◆ INPUT DATA ◆
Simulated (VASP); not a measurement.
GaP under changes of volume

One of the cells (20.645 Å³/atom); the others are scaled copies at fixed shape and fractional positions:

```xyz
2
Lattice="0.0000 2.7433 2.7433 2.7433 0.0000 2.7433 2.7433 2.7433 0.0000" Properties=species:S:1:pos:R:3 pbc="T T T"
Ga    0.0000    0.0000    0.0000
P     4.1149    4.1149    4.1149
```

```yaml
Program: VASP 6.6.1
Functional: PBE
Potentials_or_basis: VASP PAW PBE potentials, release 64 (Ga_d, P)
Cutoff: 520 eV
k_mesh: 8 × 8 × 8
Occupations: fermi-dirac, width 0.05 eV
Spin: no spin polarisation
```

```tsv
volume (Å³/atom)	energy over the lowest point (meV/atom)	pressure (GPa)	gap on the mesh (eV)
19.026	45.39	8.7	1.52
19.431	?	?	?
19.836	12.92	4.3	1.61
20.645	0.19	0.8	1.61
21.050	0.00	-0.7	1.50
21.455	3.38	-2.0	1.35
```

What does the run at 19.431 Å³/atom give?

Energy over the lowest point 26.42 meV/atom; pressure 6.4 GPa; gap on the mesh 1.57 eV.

◆ ACTION ITEM ◆
An exact copy of every entry above is the expected answer.

◆ RESPONSE AREA ◆
Simulated (VASP); not a measurement.
GaP under changes of volume

One of the cells (20.645 Å³/atom); the others are scaled copies at fixed shape and fractional positions:

```xyz
2
Lattice="0.0000 2.7433 2.7433 2.7433 0.0000 2.7433 2.7433 2.7433 0.0000" Properties=species:S:1:pos:R:3 pbc="T T T"
Ga    0.0000    0.0000    0.0000
P     4.1149    4.1149    4.1149
```

```yaml
Program: VASP 6.6.1
Functional: PBE
Potentials_or_basis: VASP PAW PBE potentials, release 64 (Ga_d, P)
Cutoff: 520 eV
k_mesh: 8 × 8 × 8
Occupations: fermi-dirac, width 0.05 eV
Spin: no spin polarisation
```

```tsv
volume (Å³/atom)	energy over the lowest point (meV/atom)	pressure (GPa)	gap on the mesh (eV)
19.026	45.39	8.7	1.52
19.431	?	?	?
19.836	12.92	4.3	1.61
20.645	0.19	0.8	1.61
21.050	0.00	-0.7	1.50
21.455	3.38	-2.0	1.35
```

What does the run at 19.431 Å³/atom give?

Energy over the lowest point 26.42 meV/atom; pressure 6.4 GPa; gap on the mesh 1.57 eV.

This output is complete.